[[ Source data open ]]
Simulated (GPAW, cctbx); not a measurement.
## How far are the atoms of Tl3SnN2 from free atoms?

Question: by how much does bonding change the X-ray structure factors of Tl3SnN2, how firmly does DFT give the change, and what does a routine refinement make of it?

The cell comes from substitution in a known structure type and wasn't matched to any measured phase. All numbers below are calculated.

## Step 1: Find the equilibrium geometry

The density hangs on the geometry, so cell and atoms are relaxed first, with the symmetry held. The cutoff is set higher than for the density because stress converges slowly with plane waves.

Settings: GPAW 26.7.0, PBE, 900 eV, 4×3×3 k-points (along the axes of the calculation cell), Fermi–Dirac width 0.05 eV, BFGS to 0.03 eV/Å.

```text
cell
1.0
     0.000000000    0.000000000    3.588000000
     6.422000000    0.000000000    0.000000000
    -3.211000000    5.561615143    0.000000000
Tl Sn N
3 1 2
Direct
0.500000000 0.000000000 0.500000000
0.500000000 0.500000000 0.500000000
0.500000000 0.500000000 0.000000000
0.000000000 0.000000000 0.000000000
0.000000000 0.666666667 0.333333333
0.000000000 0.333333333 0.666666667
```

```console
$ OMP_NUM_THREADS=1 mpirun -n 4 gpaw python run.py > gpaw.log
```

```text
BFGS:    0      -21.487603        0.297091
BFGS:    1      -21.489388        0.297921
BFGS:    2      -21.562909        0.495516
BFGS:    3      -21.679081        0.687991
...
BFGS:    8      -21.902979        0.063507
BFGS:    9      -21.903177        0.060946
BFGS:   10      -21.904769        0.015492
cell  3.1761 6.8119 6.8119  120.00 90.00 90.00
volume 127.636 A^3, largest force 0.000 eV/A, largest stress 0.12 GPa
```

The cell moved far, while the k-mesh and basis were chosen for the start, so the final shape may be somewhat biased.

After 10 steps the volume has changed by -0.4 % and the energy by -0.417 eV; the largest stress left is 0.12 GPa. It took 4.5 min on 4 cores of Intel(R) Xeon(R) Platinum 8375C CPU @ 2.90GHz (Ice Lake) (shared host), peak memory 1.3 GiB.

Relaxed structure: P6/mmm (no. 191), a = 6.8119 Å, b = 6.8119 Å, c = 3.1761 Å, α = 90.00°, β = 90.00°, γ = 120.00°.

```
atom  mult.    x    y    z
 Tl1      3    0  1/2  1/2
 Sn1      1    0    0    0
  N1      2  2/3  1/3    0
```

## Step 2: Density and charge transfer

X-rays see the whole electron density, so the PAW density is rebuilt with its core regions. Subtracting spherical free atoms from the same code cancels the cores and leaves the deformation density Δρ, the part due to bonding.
[[ Source data closed ]]

**Requirement:**
Would you restate, word for word, every line of the listing from its first line through the line with "## Step 1: Find the equilibrium geometry"?

**Your response:**
Simulated (GPAW, cctbx); not a measurement.
## How far are the atoms of Tl3SnN2 from free atoms?

Question: by how much does bonding change the X-ray structure factors of Tl3SnN2, how firmly does DFT give the change, and what does a routine refinement make of it?

The cell comes from substitution in a known structure type and wasn't matched to any measured phase. All numbers below are calculated.

## Step 1: Find the equilibrium geometry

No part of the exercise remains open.